* [Required action]: Give the records again, word for word.

*** Information ***

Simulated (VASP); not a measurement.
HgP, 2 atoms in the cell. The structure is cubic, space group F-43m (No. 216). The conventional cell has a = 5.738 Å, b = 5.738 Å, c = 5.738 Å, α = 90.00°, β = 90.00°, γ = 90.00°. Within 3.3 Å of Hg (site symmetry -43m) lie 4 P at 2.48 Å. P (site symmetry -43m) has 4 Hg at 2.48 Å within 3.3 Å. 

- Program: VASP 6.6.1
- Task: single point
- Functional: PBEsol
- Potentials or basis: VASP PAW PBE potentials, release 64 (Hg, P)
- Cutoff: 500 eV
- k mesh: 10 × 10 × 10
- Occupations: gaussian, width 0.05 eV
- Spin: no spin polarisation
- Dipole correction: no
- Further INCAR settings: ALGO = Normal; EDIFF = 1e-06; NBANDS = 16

*** End of Information ***

* [Task response]:
Simulated (VASP); not a measurement.
HgP, 2 atoms in the cell. The structure is cubic, space group F-43m (No. 216). The conventional cell has a = 5.738 Å, b = 5.738 Å, c = 5.738 Å, α = 90.00°, β = 90.00°, γ = 90.00°. Within 3.3 Å of Hg (site symmetry -43m) lie 4 P at 2.48 Å. P (site symmetry -43m) has 4 Hg at 2.48 Å within 3.3 Å. 

- Program: VASP 6.6.1
- Task: single point
- Functional: PBEsol
- Potentials or basis: VASP PAW PBE potentials, release 64 (Hg, P)
- Cutoff: 500 eV
- k mesh: 10 × 10 × 10
- Occupations: gaussian, width 0.05 eV
- Spin: no spin polarisation
- Dipole correction: no
- Further INCAR settings: ALGO = Normal; EDIFF = 1e-06; NBANDS = 16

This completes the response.